Activity | In the listing below, the line containing "1.21 | -0.011 |" marks the end; copy exactly every line from the first through that one.

Data extract |
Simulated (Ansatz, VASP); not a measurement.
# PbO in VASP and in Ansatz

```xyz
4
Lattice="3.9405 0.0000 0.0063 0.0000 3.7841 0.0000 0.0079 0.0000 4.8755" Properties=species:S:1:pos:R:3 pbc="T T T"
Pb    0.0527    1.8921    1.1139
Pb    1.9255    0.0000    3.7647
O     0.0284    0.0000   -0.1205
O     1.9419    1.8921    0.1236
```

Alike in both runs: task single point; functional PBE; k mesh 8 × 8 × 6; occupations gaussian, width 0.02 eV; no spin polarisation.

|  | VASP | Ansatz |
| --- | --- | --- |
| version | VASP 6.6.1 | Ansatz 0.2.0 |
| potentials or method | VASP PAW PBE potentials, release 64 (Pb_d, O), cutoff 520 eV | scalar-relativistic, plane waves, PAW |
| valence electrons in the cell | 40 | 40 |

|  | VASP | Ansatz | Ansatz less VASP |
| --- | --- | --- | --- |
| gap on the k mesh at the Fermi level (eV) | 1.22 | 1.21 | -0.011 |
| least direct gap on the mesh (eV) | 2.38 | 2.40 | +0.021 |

Written solution |
Simulated (Ansatz, VASP); not a measurement.
# PbO in VASP and in Ansatz

```xyz
4
Lattice="3.9405 0.0000 0.0063 0.0000 3.7841 0.0000 0.0079 0.0000 4.8755" Properties=species:S:1:pos:R:3 pbc="T T T"
Pb    0.0527    1.8921    1.1139
Pb    1.9255    0.0000    3.7647
O     0.0284    0.0000   -0.1205
O     1.9419    1.8921    0.1236
```

Alike in both runs: task single point; functional PBE; k mesh 8 × 8 × 6; occupations gaussian, width 0.02 eV; no spin polarisation.

|  | VASP | Ansatz |
| --- | --- | --- |
| version | VASP 6.6.1 | Ansatz 0.2.0 |
| potentials or method | VASP PAW PBE potentials, release 64 (Pb_d, O), cutoff 520 eV | scalar-relativistic, plane waves, PAW |
| valence electrons in the cell | 40 | 40 |

|  | VASP | Ansatz | Ansatz less VASP |
| --- | --- | --- | --- |
| gap on the k mesh at the Fermi level (eV) | 1.22 | 1.21 | -0.011 |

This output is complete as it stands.